#### [Action item]
Find the line with "(3) Is it a metal?" in the records below. Copy it and every line after it, up to and including the line with "(2) 0.46 eV/atom.".

#### [Provided records]
== Segment start ==

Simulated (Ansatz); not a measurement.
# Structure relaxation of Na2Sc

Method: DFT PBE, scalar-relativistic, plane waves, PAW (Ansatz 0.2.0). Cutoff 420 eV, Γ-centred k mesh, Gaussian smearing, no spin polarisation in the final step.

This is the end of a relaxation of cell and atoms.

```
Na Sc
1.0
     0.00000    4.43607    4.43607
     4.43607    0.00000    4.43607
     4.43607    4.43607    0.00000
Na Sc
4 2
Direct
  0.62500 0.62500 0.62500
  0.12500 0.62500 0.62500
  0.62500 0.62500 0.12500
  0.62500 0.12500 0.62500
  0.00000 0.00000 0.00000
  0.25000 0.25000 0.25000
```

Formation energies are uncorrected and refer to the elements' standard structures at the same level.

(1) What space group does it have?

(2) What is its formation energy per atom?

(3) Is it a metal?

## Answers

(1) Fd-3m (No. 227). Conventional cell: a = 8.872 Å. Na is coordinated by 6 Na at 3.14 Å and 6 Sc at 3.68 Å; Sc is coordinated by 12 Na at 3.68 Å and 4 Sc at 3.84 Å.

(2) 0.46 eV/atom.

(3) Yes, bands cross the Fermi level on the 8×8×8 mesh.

== Segment end ==

#### [Written answer]
(3) Is it a metal?

## Answers

(1) Fd-3m (No. 227). Conventional cell: a = 8.872 Å. Na is coordinated by 6 Na at 3.14 Å and 6 Sc at 3.68 Å; Sc is coordinated by 12 Na at 3.68 Å and 4 Sc at 3.84 Å.

(2) 0.46 eV/atom.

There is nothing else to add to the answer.